Start of DATA UNDER STUDY

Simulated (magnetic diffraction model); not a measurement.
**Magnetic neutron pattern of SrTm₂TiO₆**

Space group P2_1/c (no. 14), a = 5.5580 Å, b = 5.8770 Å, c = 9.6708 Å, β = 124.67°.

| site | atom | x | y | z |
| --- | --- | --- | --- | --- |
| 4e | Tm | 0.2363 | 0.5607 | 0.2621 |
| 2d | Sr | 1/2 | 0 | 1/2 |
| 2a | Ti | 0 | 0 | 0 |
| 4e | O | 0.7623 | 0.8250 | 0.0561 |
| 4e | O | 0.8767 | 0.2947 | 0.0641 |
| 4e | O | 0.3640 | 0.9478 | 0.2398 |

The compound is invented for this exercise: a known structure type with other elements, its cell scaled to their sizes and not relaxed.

End of DATA UNDER STUDY

◆ WORK REQUEST
Make sure that every entry above is copied out exactly as it stands.

◆ RESPONSE BOX
Simulated (magnetic diffraction model); not a measurement.
**Magnetic neutron pattern of SrTm₂TiO₆**

Space group P2_1/c (no. 14), a = 5.5580 Å, b = 5.8770 Å, c = 9.6708 Å, β = 124.67°.

| site | atom | x | y | z |
| --- | --- | --- | --- | --- |
| 4e | Tm | 0.2363 | 0.5607 | 0.2621 |
| 2d | Sr | 1/2 | 0 | 1/2 |
| 2a | Ti | 0 | 0 | 0 |
| 4e | O | 0.7623 | 0.8250 | 0.0561 |
| 4e | O | 0.8767 | 0.2947 | 0.0641 |
| 4e | O | 0.3640 | 0.9478 | 0.2398 |

The compound is invented for this exercise: a known structure type with other elements, its cell scaled to their sizes and not relaxed.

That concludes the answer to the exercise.